## Dataset extract
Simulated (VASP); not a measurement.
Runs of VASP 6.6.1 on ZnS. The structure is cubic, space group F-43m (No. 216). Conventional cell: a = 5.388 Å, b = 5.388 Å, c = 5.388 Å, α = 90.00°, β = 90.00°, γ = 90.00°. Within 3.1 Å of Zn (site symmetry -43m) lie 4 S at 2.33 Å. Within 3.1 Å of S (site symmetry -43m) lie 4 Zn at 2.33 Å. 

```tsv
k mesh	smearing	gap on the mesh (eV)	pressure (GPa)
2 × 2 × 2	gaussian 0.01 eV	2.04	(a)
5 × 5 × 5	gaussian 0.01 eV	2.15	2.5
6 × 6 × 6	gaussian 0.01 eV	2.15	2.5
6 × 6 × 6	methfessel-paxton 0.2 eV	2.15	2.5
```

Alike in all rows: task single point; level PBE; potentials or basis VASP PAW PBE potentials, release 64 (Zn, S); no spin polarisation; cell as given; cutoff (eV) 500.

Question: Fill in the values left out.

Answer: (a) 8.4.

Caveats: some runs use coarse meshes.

## Work request
Each line in the listing is to be returned exactly.

## Answer box
Simulated (VASP); not a measurement.
Runs of VASP 6.6.1 on ZnS. The structure is cubic, space group F-43m (No. 216). Conventional cell: a = 5.388 Å, b = 5.388 Å, c = 5.388 Å, α = 90.00°, β = 90.00°, γ = 90.00°. Within 3.1 Å of Zn (site symmetry -43m) lie 4 S at 2.33 Å. Within 3.1 Å of S (site symmetry -43m) lie 4 Zn at 2.33 Å. 

```tsv
k mesh	smearing	gap on the mesh (eV)	pressure (GPa)
2 × 2 × 2	gaussian 0.01 eV	2.04	(a)
5 × 5 × 5	gaussian 0.01 eV	2.15	2.5
6 × 6 × 6	gaussian 0.01 eV	2.15	2.5
6 × 6 × 6	methfessel-paxton 0.2 eV	2.15	2.5
```

Alike in all rows: task single point; level PBE; potentials or basis VASP PAW PBE potentials, release 64 (Zn, S); no spin polarisation; cell as given; cutoff (eV) 500.

Question: Fill in the values left out.

Answer: (a) 8.4.

Caveats: some runs use coarse meshes.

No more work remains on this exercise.